● WORK ORDER:
Type out the entries again, keeping every word unchanged.

● INFORMATION GIVEN:
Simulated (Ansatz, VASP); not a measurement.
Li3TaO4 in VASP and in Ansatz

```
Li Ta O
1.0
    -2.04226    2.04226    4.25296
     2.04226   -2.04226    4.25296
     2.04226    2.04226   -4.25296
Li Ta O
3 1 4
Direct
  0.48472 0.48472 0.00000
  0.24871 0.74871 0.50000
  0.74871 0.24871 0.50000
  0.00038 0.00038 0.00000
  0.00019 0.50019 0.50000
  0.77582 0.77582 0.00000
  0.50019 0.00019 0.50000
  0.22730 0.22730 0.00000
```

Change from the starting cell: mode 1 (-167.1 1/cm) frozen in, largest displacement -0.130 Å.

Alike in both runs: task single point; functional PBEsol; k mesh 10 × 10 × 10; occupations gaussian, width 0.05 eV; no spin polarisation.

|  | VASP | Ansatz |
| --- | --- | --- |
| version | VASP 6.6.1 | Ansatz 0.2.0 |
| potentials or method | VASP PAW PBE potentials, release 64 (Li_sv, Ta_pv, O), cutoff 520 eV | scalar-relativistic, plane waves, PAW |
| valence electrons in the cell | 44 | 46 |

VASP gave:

● ANSWER BOX:
Simulated (Ansatz, VASP); not a measurement.
Li3TaO4 in VASP and in Ansatz

```
Li Ta O
1.0
    -2.04226    2.04226    4.25296
     2.04226   -2.04226    4.25296
     2.04226    2.04226   -4.25296
Li Ta O
3 1 4
Direct
  0.48472 0.48472 0.00000
  0.24871 0.74871 0.50000
  0.74871 0.24871 0.50000
  0.00038 0.00038 0.00000
  0.00019 0.50019 0.50000
  0.77582 0.77582 0.00000
  0.50019 0.00019 0.50000
  0.22730 0.22730 0.00000
```

Change from the starting cell: mode 1 (-167.1 1/cm) frozen in, largest displacement -0.130 Å.

Alike in both runs: task single point; functional PBEsol; k mesh 10 × 10 × 10; occupations gaussian, width 0.05 eV; no spin polarisation.

|  | VASP | Ansatz |
| --- | --- | --- |
| version | VASP 6.6.1 | Ansatz 0.2.0 |
| potentials or method | VASP PAW PBE potentials, release 64 (Li_sv, Ta_pv, O), cutoff 520 eV | scalar-relativistic, plane waves, PAW |
| valence electrons in the cell | 44 | 46 |

VASP gave:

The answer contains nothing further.